== Task item ==
Each line from the beginning of the entries below through the line that includes "Potentials or basis: VASP" must be returned exactly as given.

== Records supplied ==
*-*-*

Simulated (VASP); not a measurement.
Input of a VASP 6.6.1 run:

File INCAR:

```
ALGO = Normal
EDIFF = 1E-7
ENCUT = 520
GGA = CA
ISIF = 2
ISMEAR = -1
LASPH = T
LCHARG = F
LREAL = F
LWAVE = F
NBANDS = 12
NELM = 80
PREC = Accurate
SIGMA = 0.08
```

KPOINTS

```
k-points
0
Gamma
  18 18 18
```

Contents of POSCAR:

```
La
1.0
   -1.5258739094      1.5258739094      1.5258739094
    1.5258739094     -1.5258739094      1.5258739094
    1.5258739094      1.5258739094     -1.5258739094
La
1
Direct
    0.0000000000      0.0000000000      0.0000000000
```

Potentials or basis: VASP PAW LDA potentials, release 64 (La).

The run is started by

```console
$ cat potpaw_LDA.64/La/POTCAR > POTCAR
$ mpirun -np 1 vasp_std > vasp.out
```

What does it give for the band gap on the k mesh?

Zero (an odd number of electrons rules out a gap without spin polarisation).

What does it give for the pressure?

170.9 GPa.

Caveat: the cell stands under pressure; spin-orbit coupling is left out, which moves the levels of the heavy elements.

*-*-*

== Worked solution ==
Simulated (VASP); not a measurement.
Input of a VASP 6.6.1 run:

File INCAR:

```
ALGO = Normal
EDIFF = 1E-7
ENCUT = 520
GGA = CA
ISIF = 2
ISMEAR = -1
LASPH = T
LCHARG = F
LREAL = F
LWAVE = F
NBANDS = 12
NELM = 80
PREC = Accurate
SIGMA = 0.08
```

KPOINTS

```
k-points
0
Gamma
  18 18 18
```

Contents of POSCAR:

```
La
1.0
   -1.5258739094      1.5258739094      1.5258739094
    1.5258739094     -1.5258739094      1.5258739094
    1.5258739094      1.5258739094     -1.5258739094
La
1
Direct
    0.0000000000      0.0000000000      0.0000000000
```

Potentials or basis: VASP PAW LDA potentials, release 64 (La).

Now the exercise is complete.